§ **Dataset**
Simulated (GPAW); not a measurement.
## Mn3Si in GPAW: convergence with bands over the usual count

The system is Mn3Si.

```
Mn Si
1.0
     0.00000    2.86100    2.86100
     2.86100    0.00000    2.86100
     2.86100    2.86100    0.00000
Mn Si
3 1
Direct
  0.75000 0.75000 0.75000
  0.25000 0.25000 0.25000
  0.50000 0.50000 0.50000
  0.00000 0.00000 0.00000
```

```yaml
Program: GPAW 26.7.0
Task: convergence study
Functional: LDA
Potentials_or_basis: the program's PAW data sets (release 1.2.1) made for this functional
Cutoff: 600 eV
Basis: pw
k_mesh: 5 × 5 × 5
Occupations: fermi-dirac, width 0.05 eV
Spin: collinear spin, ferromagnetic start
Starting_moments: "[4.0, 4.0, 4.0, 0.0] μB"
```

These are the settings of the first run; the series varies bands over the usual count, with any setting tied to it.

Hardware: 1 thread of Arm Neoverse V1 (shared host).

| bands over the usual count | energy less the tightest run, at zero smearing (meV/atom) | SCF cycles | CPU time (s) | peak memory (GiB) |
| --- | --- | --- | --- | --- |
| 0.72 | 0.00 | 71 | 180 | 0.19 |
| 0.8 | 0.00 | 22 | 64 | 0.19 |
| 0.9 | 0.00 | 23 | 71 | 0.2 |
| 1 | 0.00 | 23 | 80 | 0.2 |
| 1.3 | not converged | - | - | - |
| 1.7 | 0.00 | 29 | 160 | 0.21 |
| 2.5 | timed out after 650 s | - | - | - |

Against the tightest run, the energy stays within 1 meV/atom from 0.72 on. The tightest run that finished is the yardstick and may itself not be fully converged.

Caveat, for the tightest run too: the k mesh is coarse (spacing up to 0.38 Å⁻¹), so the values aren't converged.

§ **Work item**
Lines from the first one above through the line containing "memory (GiB) |" are to be retyped exactly, both included, and nothing more.

§ **Exercise result**
Simulated (GPAW); not a measurement.
## Mn3Si in GPAW: convergence with bands over the usual count

The system is Mn3Si.

```
Mn Si
1.0
     0.00000    2.86100    2.86100
     2.86100    0.00000    2.86100
     2.86100    2.86100    0.00000
Mn Si
3 1
Direct
  0.75000 0.75000 0.75000
  0.25000 0.25000 0.25000
  0.50000 0.50000 0.50000
  0.00000 0.00000 0.00000
```

```yaml
Program: GPAW 26.7.0
Task: convergence study
Functional: LDA
Potentials_or_basis: the program's PAW data sets (release 1.2.1) made for this functional
Cutoff: 600 eV
Basis: pw
k_mesh: 5 × 5 × 5
Occupations: fermi-dirac, width 0.05 eV
Spin: collinear spin, ferromagnetic start
Starting_moments: "[4.0, 4.0, 4.0, 0.0] μB"
```

These are the settings of the first run; the series varies bands over the usual count, with any setting tied to it.

Hardware: 1 thread of Arm Neoverse V1 (shared host).

| bands over the usual count | energy less the tightest run, at zero smearing (meV/atom) | SCF cycles | CPU time (s) | peak memory (GiB) |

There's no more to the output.